WORK ITEM -> Set down word for word the lines that begin the entries and run through the line containing "Result: H2PO4- 93 %, HPO4-2 7.1 % of the P.". Give nothing further.

::: STUDY MATERIAL

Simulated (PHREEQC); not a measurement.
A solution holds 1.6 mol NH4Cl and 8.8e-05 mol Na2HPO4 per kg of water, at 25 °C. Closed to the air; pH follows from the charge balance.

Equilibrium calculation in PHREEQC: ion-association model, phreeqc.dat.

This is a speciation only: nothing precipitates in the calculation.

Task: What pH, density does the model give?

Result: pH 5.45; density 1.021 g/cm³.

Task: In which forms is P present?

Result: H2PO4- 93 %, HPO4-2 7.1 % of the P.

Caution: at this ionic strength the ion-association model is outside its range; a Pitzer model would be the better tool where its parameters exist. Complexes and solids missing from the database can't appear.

::::::

EXPECTED ANSWER ->
Simulated (PHREEQC); not a measurement.
A solution holds 1.6 mol NH4Cl and 8.8e-05 mol Na2HPO4 per kg of water, at 25 °C. Closed to the air; pH follows from the charge balance.

Equilibrium calculation in PHREEQC: ion-association model, phreeqc.dat.

This is a speciation only: nothing precipitates in the calculation.

Task: What pH, density does the model give?

Result: pH 5.45; density 1.021 g/cm³.

Task: In which forms is P present?

Result: H2PO4- 93 %, HPO4-2 7.1 % of the P.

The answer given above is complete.